▶ _Required action_
A verbatim reproduction of the lines below, from the line containing "Result: About 0.7" through the line containing "The material is", both ends included, is the whole required output.

Top of Data excerpts

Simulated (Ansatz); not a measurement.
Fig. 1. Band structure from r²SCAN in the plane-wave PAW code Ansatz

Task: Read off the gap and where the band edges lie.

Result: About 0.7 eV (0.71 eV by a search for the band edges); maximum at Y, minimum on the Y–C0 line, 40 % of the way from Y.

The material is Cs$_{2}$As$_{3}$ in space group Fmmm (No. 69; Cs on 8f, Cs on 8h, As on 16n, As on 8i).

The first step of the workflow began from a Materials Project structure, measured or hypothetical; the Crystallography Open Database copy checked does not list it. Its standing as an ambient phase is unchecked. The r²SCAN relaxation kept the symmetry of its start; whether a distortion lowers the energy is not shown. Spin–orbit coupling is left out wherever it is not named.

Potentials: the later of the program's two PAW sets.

Bottom of Data excerpts

▶ _Exercise response_
Result: About 0.7 eV (0.71 eV by a search for the band edges); maximum at Y, minimum on the Y–C0 line, 40 % of the way from Y.

The material is Cs$_{2}$As$_{3}$ in space group Fmmm (No. 69; Cs on 8f, Cs on 8h, As on 16n, As on 8i).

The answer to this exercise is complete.